═════ Data shown ═════

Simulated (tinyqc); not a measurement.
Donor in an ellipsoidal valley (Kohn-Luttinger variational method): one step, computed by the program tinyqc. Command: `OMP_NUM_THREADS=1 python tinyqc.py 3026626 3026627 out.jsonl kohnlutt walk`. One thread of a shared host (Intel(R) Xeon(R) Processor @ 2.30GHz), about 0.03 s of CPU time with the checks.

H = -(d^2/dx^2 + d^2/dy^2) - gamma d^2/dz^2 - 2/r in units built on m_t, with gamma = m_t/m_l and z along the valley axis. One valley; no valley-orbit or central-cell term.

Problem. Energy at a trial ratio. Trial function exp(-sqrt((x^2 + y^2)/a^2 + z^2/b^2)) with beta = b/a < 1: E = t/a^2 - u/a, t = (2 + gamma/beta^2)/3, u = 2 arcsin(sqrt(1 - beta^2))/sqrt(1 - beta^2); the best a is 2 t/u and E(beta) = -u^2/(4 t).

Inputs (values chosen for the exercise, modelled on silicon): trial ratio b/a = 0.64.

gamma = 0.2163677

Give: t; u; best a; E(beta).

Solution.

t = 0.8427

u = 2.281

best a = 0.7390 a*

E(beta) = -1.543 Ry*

═════

*Task item*. Exact repetition of every record is required.

*Task result*.
Simulated (tinyqc); not a measurement.
Donor in an ellipsoidal valley (Kohn-Luttinger variational method): one step, computed by the program tinyqc. Command: `OMP_NUM_THREADS=1 python tinyqc.py 3026626 3026627 out.jsonl kohnlutt walk`. One thread of a shared host (Intel(R) Xeon(R) Processor @ 2.30GHz), about 0.03 s of CPU time with the checks.

H = -(d^2/dx^2 + d^2/dy^2) - gamma d^2/dz^2 - 2/r in units built on m_t, with gamma = m_t/m_l and z along the valley axis. One valley; no valley-orbit or central-cell term.

Problem. Energy at a trial ratio. Trial function exp(-sqrt((x^2 + y^2)/a^2 + z^2/b^2)) with beta = b/a < 1: E = t/a^2 - u/a, t = (2 + gamma/beta^2)/3, u = 2 arcsin(sqrt(1 - beta^2))/sqrt(1 - beta^2); the best a is 2 t/u and E(beta) = -u^2/(4 t).

Inputs (values chosen for the exercise, modelled on silicon): trial ratio b/a = 0.64.

gamma = 0.2163677

Give: t; u; best a; E(beta).

Solution.

t = 0.8427

u = 2.281

best a = 0.7390 a*

E(beta) = -1.543 Ry*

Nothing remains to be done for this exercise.